## Brief
All of the records shown below need to be copied with no differences.

★ ★ ★

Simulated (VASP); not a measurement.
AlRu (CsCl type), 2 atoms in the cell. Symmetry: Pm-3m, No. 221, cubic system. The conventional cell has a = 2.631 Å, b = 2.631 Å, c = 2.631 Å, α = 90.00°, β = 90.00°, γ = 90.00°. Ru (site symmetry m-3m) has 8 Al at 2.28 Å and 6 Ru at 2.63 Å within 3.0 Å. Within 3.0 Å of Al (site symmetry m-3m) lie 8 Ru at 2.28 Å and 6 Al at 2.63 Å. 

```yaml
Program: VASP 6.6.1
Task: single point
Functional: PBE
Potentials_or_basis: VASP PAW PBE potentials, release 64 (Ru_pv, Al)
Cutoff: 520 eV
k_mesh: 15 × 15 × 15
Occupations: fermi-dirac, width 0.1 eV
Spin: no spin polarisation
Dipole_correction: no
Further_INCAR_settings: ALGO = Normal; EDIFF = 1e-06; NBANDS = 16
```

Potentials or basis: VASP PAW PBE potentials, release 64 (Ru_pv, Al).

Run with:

★ ★ ★

## Response
Simulated (VASP); not a measurement.
AlRu (CsCl type), 2 atoms in the cell. Symmetry: Pm-3m, No. 221, cubic system. The conventional cell has a = 2.631 Å, b = 2.631 Å, c = 2.631 Å, α = 90.00°, β = 90.00°, γ = 90.00°. Ru (site symmetry m-3m) has 8 Al at 2.28 Å and 6 Ru at 2.63 Å within 3.0 Å. Within 3.0 Å of Al (site symmetry m-3m) lie 8 Ru at 2.28 Å and 6 Al at 2.63 Å. 

```yaml
Program: VASP 6.6.1
Task: single point
Functional: PBE
Potentials_or_basis: VASP PAW PBE potentials, release 64 (Ru_pv, Al)
Cutoff: 520 eV
k_mesh: 15 × 15 × 15
Occupations: fermi-dirac, width 0.1 eV
Spin: no spin polarisation
Dipole_correction: no
Further_INCAR_settings: ALGO = Normal; EDIFF = 1e-06; NBANDS = 16
```

Potentials or basis: VASP PAW PBE potentials, release 64 (Ru_pv, Al).

Run with:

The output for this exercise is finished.